★ ★ ★ ★

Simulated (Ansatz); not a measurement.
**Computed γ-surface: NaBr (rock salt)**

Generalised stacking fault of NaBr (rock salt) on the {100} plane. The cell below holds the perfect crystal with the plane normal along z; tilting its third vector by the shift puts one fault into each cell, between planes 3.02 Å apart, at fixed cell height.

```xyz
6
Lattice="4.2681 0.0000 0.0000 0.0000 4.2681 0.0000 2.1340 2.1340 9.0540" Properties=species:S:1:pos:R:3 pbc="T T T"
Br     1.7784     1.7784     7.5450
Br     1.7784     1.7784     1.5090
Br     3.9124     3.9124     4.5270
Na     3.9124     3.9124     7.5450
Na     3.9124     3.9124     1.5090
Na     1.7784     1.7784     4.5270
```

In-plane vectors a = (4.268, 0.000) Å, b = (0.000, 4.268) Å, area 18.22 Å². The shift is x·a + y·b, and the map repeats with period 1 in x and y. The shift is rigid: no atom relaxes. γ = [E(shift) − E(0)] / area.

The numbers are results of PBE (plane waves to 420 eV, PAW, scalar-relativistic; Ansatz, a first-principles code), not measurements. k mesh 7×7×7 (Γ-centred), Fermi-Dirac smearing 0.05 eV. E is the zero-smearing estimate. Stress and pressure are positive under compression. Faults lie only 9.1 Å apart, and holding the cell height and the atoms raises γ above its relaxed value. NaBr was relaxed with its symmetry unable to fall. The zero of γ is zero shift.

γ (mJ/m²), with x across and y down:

★ ★ ★ ★

Return an exact copy of the listing above, complete in every line.

YOUR SOLUTION:
Simulated (Ansatz); not a measurement.
**Computed γ-surface: NaBr (rock salt)**

Generalised stacking fault of NaBr (rock salt) on the {100} plane. The cell below holds the perfect crystal with the plane normal along z; tilting its third vector by the shift puts one fault into each cell, between planes 3.02 Å apart, at fixed cell height.

```xyz
6
Lattice="4.2681 0.0000 0.0000 0.0000 4.2681 0.0000 2.1340 2.1340 9.0540" Properties=species:S:1:pos:R:3 pbc="T T T"
Br     1.7784     1.7784     7.5450
Br     1.7784     1.7784     1.5090
Br     3.9124     3.9124     4.5270
Na     3.9124     3.9124     7.5450
Na     3.9124     3.9124     1.5090
Na     1.7784     1.7784     4.5270
```

In-plane vectors a = (4.268, 0.000) Å, b = (0.000, 4.268) Å, area 18.22 Å². The shift is x·a + y·b, and the map repeats with period 1 in x and y. The shift is rigid: no atom relaxes. γ = [E(shift) − E(0)] / area.

The numbers are results of PBE (plane waves to 420 eV, PAW, scalar-relativistic; Ansatz, a first-principles code), not measurements. k mesh 7×7×7 (Γ-centred), Fermi-Dirac smearing 0.05 eV. E is the zero-smearing estimate. Stress and pressure are positive under compression. Faults lie only 9.1 Å apart, and holding the cell height and the atoms raises γ above its relaxed value. NaBr was relaxed with its symmetry unable to fall. The zero of γ is zero shift.

γ (mJ/m²), with x across and y down:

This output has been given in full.